╔══

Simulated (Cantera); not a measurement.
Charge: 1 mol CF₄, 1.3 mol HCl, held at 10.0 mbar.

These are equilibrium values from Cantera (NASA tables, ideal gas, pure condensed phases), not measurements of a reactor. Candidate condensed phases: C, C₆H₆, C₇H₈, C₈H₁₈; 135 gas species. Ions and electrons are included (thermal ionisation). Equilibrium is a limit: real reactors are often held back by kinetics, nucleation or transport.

╚══

■ Work task
Set the listing down again in full, exactly as it was given.

■ Your solution
Simulated (Cantera); not a measurement.
Charge: 1 mol CF₄, 1.3 mol HCl, held at 10.0 mbar.

These are equilibrium values from Cantera (NASA tables, ideal gas, pure condensed phases), not measurements of a reactor. Candidate condensed phases: C, C₆H₆, C₇H₈, C₈H₁₈; 135 gas species. Ions and electrons are included (thermal ionisation). Equilibrium is a limit: real reactors are often held back by kinetics, nucleation or transport.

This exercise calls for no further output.